WORK ITEM
Please repeat the lines below, exactly and only, from the one that holds "0.05 | 144.28 |" through the one that holds "-0.01 | 147.68 |".

──────────

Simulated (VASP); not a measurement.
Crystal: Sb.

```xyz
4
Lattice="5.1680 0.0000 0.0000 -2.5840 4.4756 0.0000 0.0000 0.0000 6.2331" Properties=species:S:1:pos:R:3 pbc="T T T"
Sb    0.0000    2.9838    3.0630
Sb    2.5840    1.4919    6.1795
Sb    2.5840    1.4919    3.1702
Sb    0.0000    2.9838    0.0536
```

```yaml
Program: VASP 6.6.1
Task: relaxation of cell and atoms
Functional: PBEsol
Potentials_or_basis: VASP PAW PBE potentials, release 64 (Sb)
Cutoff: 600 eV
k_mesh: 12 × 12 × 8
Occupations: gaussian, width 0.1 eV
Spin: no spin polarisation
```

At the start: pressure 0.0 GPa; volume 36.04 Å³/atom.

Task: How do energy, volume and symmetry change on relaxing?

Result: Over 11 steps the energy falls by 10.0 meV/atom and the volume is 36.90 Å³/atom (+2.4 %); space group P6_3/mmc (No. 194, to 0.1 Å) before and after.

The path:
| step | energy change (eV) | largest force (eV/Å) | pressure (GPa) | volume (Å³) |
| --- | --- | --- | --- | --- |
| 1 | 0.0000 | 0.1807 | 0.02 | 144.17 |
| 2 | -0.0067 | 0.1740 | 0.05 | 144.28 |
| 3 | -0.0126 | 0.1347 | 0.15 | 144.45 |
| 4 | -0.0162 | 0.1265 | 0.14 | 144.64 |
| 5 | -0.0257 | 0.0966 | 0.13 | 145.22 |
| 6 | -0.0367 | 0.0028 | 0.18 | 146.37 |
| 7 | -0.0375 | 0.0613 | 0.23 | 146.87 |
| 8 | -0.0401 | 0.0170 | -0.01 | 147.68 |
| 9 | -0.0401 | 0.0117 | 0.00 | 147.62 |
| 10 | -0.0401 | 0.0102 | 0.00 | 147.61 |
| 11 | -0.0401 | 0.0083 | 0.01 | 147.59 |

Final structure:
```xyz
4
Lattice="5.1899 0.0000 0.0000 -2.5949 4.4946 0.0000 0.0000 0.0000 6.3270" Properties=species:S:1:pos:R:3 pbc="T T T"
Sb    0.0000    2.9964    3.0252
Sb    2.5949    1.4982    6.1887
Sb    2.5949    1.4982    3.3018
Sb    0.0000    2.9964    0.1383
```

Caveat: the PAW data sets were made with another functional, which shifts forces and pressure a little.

──────────

WRITTEN SOLUTION
| 2 | -0.0067 | 0.1740 | 0.05 | 144.28 |
| 3 | -0.0126 | 0.1347 | 0.15 | 144.45 |
| 4 | -0.0162 | 0.1265 | 0.14 | 144.64 |
| 5 | -0.0257 | 0.0966 | 0.13 | 145.22 |
| 6 | -0.0367 | 0.0028 | 0.18 | 146.37 |
| 7 | -0.0375 | 0.0613 | 0.23 | 146.87 |
| 8 | -0.0401 | 0.0170 | -0.01 | 147.68 |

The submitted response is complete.